▶ [Work task]
For this exercise, return exactly the lines of the material below that begin at the one with "4. PBE0: 5.586 + (11.678) × 0.25 = 8.51 eV." and stop after the one with "The run gave".

Material provided section start
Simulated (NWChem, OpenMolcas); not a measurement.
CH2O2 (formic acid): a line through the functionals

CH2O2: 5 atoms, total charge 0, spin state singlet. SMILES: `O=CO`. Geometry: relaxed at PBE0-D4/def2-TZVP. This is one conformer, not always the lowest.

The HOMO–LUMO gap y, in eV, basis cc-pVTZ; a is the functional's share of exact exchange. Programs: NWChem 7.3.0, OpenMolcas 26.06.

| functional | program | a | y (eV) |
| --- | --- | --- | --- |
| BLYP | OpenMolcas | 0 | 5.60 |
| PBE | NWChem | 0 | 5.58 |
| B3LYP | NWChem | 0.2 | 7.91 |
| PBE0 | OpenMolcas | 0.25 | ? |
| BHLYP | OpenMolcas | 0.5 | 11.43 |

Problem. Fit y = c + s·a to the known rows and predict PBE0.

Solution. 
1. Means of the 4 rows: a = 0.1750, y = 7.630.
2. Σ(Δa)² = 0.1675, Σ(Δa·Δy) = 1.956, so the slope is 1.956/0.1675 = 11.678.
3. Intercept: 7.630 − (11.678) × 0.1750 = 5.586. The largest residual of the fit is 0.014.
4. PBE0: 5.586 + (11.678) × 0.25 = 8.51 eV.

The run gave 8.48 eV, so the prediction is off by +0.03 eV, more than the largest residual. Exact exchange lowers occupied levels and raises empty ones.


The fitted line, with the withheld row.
Material provided section end

▶ [Exercise output]
4. PBE0: 5.586 + (11.678) × 0.25 = 8.51 eV.

The run gave 8.48 eV, so the prediction is off by +0.03 eV, more than the largest residual. Exact exchange lowers occupied levels and raises empty ones.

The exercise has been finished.